## [ACTIVITY]
Reproduce, without any change, the span of lines from the opening of the records below to the line containing "The search made", inclusive.

┌──
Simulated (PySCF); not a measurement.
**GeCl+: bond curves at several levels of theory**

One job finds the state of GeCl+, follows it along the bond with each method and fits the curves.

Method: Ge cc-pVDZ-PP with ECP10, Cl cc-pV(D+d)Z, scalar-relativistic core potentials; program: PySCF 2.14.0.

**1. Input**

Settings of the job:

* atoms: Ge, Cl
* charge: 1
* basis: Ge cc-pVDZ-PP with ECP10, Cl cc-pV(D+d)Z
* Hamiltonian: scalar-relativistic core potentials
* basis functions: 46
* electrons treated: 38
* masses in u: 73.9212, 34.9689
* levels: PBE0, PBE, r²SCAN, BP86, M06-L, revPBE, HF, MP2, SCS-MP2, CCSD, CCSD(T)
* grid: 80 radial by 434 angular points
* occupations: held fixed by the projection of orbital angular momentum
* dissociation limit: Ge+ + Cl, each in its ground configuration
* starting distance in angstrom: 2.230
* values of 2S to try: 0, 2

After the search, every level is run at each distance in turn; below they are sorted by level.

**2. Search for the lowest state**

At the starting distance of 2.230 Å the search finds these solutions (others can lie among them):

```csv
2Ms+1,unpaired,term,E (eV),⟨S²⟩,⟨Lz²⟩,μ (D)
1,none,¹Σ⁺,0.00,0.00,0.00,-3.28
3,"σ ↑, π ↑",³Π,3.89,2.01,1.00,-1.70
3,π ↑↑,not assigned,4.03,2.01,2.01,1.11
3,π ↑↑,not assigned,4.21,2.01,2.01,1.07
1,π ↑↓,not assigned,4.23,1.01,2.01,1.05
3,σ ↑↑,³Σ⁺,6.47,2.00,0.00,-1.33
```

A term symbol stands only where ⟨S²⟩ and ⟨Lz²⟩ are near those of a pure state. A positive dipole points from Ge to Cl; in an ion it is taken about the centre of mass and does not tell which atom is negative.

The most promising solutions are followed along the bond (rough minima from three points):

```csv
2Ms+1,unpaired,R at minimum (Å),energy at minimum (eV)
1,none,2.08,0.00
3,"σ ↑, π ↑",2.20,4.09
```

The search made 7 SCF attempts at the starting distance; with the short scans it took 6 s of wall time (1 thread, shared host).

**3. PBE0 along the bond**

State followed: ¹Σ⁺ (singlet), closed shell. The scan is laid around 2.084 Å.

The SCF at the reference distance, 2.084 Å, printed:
└──

## [EXERCISE RESULT]
Simulated (PySCF); not a measurement.
**GeCl+: bond curves at several levels of theory**

One job finds the state of GeCl+, follows it along the bond with each method and fits the curves.

Method: Ge cc-pVDZ-PP with ECP10, Cl cc-pV(D+d)Z, scalar-relativistic core potentials; program: PySCF 2.14.0.

**1. Input**

Settings of the job:

* atoms: Ge, Cl
* charge: 1
* basis: Ge cc-pVDZ-PP with ECP10, Cl cc-pV(D+d)Z
* Hamiltonian: scalar-relativistic core potentials
* basis functions: 46
* electrons treated: 38
* masses in u: 73.9212, 34.9689
* levels: PBE0, PBE, r²SCAN, BP86, M06-L, revPBE, HF, MP2, SCS-MP2, CCSD, CCSD(T)
* grid: 80 radial by 434 angular points
* occupations: held fixed by the projection of orbital angular momentum
* dissociation limit: Ge+ + Cl, each in its ground configuration
* starting distance in angstrom: 2.230
* values of 2S to try: 0, 2

After the search, every level is run at each distance in turn; below they are sorted by level.

**2. Search for the lowest state**

At the starting distance of 2.230 Å the search finds these solutions (others can lie among them):

```csv
2Ms+1,unpaired,term,E (eV),⟨S²⟩,⟨Lz²⟩,μ (D)
1,none,¹Σ⁺,0.00,0.00,0.00,-3.28
3,"σ ↑, π ↑",³Π,3.89,2.01,1.00,-1.70
3,π ↑↑,not assigned,4.03,2.01,2.01,1.11
3,π ↑↑,not assigned,4.21,2.01,2.01,1.07
1,π ↑↓,not assigned,4.23,1.01,2.01,1.05
3,σ ↑↑,³Σ⁺,6.47,2.00,0.00,-1.33
```

A term symbol stands only where ⟨S²⟩ and ⟨Lz²⟩ are near those of a pure state. A positive dipole points from Ge to Cl; in an ion it is taken about the centre of mass and does not tell which atom is negative.

The most promising solutions are followed along the bond (rough minima from three points):

```csv
2Ms+1,unpaired,R at minimum (Å),energy at minimum (eV)
1,none,2.08,0.00
3,"σ ↑, π ↑",2.20,4.09
```

The search made 7 SCF attempts at the starting distance; with the short scans it took 6 s of wall time (1 thread, shared host).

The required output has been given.